_EXTRACTED RECORDS_:
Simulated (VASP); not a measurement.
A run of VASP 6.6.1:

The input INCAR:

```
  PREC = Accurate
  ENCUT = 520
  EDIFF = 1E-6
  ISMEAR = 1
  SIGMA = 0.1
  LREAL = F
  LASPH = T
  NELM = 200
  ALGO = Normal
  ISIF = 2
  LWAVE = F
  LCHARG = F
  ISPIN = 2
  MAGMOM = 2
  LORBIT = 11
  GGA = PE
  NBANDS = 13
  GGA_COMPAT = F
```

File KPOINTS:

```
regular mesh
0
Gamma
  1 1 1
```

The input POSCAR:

_WORK TASK_: An exact copy of every entry is what is needed here.

_TASK OUTPUT_:
Simulated (VASP); not a measurement.
A run of VASP 6.6.1:

The input INCAR:

```
  PREC = Accurate
  ENCUT = 520
  EDIFF = 1E-6
  ISMEAR = 1
  SIGMA = 0.1
  LREAL = F
  LASPH = T
  NELM = 200
  ALGO = Normal
  ISIF = 2
  LWAVE = F
  LCHARG = F
  ISPIN = 2
  MAGMOM = 2
  LORBIT = 11
  GGA = PE
  NBANDS = 13
  GGA_COMPAT = F
```

File KPOINTS:

```
regular mesh
0
Gamma
  1 1 1
```

The input POSCAR:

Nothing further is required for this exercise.